■ Work item
Reproduce word for word the lines between those holding "Computed with tblite" and "## (2) Optimising the geometry with GFN2-xTB", inclusive, and nothing else from the data below.

[Record extracts Boundary: Start]
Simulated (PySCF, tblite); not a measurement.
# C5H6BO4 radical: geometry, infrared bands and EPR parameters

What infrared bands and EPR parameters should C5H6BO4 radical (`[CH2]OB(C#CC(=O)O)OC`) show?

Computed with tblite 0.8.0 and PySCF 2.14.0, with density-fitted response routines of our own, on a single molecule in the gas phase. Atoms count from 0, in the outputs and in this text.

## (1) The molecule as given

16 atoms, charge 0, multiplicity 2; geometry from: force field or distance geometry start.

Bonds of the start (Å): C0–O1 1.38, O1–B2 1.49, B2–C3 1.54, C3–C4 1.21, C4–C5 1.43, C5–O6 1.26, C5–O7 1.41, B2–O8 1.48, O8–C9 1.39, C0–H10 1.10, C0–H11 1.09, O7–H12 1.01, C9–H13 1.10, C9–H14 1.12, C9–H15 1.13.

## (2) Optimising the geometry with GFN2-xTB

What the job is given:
[Record extracts Boundary: End]

■ Written solution
Computed with tblite 0.8.0 and PySCF 2.14.0, with density-fitted response routines of our own, on a single molecule in the gas phase. Atoms count from 0, in the outputs and in this text.

## (1) The molecule as given

16 atoms, charge 0, multiplicity 2; geometry from: force field or distance geometry start.

Bonds of the start (Å): C0–O1 1.38, O1–B2 1.49, B2–C3 1.54, C3–C4 1.21, C4–C5 1.43, C5–O6 1.26, C5–O7 1.41, B2–O8 1.48, O8–C9 1.39, C0–H10 1.10, C0–H11 1.09, O7–H12 1.01, C9–H13 1.10, C9–H14 1.12, C9–H15 1.13.

## (2) Optimising the geometry with GFN2-xTB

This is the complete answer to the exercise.